# # # # # # #
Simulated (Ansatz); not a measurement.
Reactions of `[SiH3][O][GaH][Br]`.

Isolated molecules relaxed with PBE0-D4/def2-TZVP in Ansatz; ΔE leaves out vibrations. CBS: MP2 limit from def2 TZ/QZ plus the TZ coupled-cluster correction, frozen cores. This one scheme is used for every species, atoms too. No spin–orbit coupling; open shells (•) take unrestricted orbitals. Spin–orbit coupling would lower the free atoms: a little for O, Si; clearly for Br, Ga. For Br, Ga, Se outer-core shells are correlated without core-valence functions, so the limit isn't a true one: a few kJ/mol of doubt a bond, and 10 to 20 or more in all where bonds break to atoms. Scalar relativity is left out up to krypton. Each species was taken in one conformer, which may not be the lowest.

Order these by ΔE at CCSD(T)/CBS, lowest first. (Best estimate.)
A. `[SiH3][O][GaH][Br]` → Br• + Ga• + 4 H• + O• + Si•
# # # # # # #

Activity: Quote all the records. Keep every word exact.

Task answer:
Simulated (Ansatz); not a measurement.
Reactions of `[SiH3][O][GaH][Br]`.

Isolated molecules relaxed with PBE0-D4/def2-TZVP in Ansatz; ΔE leaves out vibrations. CBS: MP2 limit from def2 TZ/QZ plus the TZ coupled-cluster correction, frozen cores. This one scheme is used for every species, atoms too. No spin–orbit coupling; open shells (•) take unrestricted orbitals. Spin–orbit coupling would lower the free atoms: a little for O, Si; clearly for Br, Ga. For Br, Ga, Se outer-core shells are correlated without core-valence functions, so the limit isn't a true one: a few kJ/mol of doubt a bond, and 10 to 20 or more in all where bonds break to atoms. Scalar relativity is left out up to krypton. Each species was taken in one conformer, which may not be the lowest.

Order these by ΔE at CCSD(T)/CBS, lowest first. (Best estimate.)
A. `[SiH3][O][GaH][Br]` → Br• + Ga• + 4 H• + O• + Si•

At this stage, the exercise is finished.